**DATASET EXCERPTS**:
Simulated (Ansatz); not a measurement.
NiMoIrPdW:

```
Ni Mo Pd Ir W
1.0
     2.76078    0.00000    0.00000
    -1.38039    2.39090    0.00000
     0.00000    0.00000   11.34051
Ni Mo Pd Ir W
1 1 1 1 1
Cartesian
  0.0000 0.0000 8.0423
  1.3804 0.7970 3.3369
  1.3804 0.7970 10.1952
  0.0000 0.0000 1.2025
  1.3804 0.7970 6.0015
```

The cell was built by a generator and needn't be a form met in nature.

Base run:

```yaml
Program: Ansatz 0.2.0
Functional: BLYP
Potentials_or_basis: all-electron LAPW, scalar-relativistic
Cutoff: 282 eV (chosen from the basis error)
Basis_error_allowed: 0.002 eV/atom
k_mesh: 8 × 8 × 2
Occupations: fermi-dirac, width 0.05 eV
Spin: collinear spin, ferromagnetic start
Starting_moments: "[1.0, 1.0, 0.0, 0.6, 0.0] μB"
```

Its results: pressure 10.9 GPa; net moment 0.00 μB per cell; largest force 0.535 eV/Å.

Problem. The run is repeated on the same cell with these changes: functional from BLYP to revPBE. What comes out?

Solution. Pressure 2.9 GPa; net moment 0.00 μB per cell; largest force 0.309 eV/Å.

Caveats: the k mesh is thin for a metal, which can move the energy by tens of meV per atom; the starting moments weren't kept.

**ACTIVITY**: Give back exactly the lines from the beginning of the records through the line containing "Solution. Pressure 2.9", and only those.

**EXERCISE ANSWER**:
Simulated (Ansatz); not a measurement.
NiMoIrPdW:

```
Ni Mo Pd Ir W
1.0
     2.76078    0.00000    0.00000
    -1.38039    2.39090    0.00000
     0.00000    0.00000   11.34051
Ni Mo Pd Ir W
1 1 1 1 1
Cartesian
  0.0000 0.0000 8.0423
  1.3804 0.7970 3.3369
  1.3804 0.7970 10.1952
  0.0000 0.0000 1.2025
  1.3804 0.7970 6.0015
```

The cell was built by a generator and needn't be a form met in nature.

Base run:

```yaml
Program: Ansatz 0.2.0
Functional: BLYP
Potentials_or_basis: all-electron LAPW, scalar-relativistic
Cutoff: 282 eV (chosen from the basis error)
Basis_error_allowed: 0.002 eV/atom
k_mesh: 8 × 8 × 2
Occupations: fermi-dirac, width 0.05 eV
Spin: collinear spin, ferromagnetic start
Starting_moments: "[1.0, 1.0, 0.0, 0.6, 0.0] μB"
```

Its results: pressure 10.9 GPa; net moment 0.00 μB per cell; largest force 0.535 eV/Å.

Problem. The run is repeated on the same cell with these changes: functional from BLYP to revPBE. What comes out?

Solution. Pressure 2.9 GPa; net moment 0.00 μB per cell; largest force 0.309 eV/Å.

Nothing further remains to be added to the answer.